- [WORK INSTRUCTION]: Each record below must be returned exactly, with no line left out.

- [RECORD SET]:
——————————

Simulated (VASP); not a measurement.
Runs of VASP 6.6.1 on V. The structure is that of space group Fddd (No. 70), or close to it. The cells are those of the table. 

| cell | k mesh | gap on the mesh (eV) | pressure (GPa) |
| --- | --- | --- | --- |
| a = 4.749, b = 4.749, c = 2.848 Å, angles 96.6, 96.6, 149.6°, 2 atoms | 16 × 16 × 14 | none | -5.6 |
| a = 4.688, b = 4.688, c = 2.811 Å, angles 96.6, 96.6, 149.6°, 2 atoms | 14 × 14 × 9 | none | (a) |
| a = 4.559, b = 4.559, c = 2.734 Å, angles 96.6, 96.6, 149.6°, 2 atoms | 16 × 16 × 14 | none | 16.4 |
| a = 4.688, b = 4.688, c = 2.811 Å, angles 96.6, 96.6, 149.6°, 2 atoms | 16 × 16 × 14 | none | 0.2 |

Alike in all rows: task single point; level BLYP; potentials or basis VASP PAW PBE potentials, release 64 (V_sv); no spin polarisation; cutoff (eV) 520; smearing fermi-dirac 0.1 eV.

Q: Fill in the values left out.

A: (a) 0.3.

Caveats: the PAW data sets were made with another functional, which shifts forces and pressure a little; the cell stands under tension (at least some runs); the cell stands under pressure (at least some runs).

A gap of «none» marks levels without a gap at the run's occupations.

——————————

- [REPLY]:
Simulated (VASP); not a measurement.
Runs of VASP 6.6.1 on V. The structure is that of space group Fddd (No. 70), or close to it. The cells are those of the table. 

| cell | k mesh | gap on the mesh (eV) | pressure (GPa) |
| --- | --- | --- | --- |
| a = 4.749, b = 4.749, c = 2.848 Å, angles 96.6, 96.6, 149.6°, 2 atoms | 16 × 16 × 14 | none | -5.6 |
| a = 4.688, b = 4.688, c = 2.811 Å, angles 96.6, 96.6, 149.6°, 2 atoms | 14 × 14 × 9 | none | (a) |
| a = 4.559, b = 4.559, c = 2.734 Å, angles 96.6, 96.6, 149.6°, 2 atoms | 16 × 16 × 14 | none | 16.4 |
| a = 4.688, b = 4.688, c = 2.811 Å, angles 96.6, 96.6, 149.6°, 2 atoms | 16 × 16 × 14 | none | 0.2 |

Alike in all rows: task single point; level BLYP; potentials or basis VASP PAW PBE potentials, release 64 (V_sv); no spin polarisation; cutoff (eV) 520; smearing fermi-dirac 0.1 eV.

Q: Fill in the values left out.

A: (a) 0.3.

Caveats: the PAW data sets were made with another functional, which shifts forces and pressure a little; the cell stands under tension (at least some runs); the cell stands under pressure (at least some runs).

A gap of «none» marks levels without a gap at the run's occupations.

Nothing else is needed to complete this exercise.